***
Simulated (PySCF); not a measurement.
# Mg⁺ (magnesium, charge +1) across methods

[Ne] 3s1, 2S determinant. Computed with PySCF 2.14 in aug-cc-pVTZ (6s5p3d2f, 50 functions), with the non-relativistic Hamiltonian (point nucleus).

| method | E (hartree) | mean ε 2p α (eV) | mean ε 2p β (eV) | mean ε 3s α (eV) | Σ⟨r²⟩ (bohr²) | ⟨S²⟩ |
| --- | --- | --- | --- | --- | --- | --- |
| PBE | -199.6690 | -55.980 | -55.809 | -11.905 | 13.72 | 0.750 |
***

• Action item: The records above should be duplicated in full, exactly as given.

• Result:
Simulated (PySCF); not a measurement.
# Mg⁺ (magnesium, charge +1) across methods

[Ne] 3s1, 2S determinant. Computed with PySCF 2.14 in aug-cc-pVTZ (6s5p3d2f, 50 functions), with the non-relativistic Hamiltonian (point nucleus).

| method | E (hartree) | mean ε 2p α (eV) | mean ε 2p β (eV) | mean ε 3s α (eV) | Σ⟨r²⟩ (bohr²) | ⟨S²⟩ |
| --- | --- | --- | --- | --- | --- | --- |
| PBE | -199.6690 | -55.980 | -55.809 | -11.905 | 13.72 | 0.750 |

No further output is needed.